EXERCISE:
Within the records below is a range that opens at the line with "4.43 | +0.50 |" and closes at the line with "Free atoms are". Return that range word for word, both ends included, and only that range.

● ● ● ●

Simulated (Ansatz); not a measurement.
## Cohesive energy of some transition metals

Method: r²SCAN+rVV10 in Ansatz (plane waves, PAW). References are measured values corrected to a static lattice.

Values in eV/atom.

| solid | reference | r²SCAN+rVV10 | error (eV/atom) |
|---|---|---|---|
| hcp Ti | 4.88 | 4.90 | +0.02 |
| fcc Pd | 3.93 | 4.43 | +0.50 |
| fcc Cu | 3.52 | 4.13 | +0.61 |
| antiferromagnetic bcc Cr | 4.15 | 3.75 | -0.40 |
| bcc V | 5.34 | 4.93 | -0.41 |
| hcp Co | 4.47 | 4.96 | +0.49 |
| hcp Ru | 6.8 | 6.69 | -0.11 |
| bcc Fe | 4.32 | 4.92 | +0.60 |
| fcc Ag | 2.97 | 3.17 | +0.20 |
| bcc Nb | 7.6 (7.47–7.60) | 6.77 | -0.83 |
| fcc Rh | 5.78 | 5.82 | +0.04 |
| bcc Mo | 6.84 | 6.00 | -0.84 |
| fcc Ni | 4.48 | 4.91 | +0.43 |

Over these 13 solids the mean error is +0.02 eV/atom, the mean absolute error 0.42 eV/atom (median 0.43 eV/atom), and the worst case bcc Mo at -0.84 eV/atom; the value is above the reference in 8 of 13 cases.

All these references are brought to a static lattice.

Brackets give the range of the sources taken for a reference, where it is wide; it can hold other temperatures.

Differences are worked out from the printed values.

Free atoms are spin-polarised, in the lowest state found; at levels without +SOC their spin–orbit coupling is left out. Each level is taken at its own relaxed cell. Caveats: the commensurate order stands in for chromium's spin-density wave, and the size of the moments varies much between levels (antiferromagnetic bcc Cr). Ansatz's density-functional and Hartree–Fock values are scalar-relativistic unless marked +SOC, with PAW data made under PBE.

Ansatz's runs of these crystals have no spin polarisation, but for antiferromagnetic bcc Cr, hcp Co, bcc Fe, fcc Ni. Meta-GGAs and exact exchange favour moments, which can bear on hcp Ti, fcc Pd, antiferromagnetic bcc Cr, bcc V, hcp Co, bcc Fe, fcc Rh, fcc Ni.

● ● ● ●

ANSWER SECTION:
| fcc Pd | 3.93 | 4.43 | +0.50 |
| fcc Cu | 3.52 | 4.13 | +0.61 |
| antiferromagnetic bcc Cr | 4.15 | 3.75 | -0.40 |
| bcc V | 5.34 | 4.93 | -0.41 |
| hcp Co | 4.47 | 4.96 | +0.49 |
| hcp Ru | 6.8 | 6.69 | -0.11 |
| bcc Fe | 4.32 | 4.92 | +0.60 |
| fcc Ag | 2.97 | 3.17 | +0.20 |
| bcc Nb | 7.6 (7.47–7.60) | 6.77 | -0.83 |
| fcc Rh | 5.78 | 5.82 | +0.04 |
| bcc Mo | 6.84 | 6.00 | -0.84 |
| fcc Ni | 4.48 | 4.91 | +0.43 |

Over these 13 solids the mean error is +0.02 eV/atom, the mean absolute error 0.42 eV/atom (median 0.43 eV/atom), and the worst case bcc Mo at -0.84 eV/atom; the value is above the reference in 8 of 13 cases.

All these references are brought to a static lattice.

Brackets give the range of the sources taken for a reference, where it is wide; it can hold other temperatures.

Differences are worked out from the printed values.

Free atoms are spin-polarised, in the lowest state found; at levels without +SOC their spin–orbit coupling is left out. Each level is taken at its own relaxed cell. Caveats: the commensurate order stands in for chromium's spin-density wave, and the size of the moments varies much between levels (antiferromagnetic bcc Cr). Ansatz's density-functional and Hartree–Fock values are scalar-relativistic unless marked +SOC, with PAW data made under PBE.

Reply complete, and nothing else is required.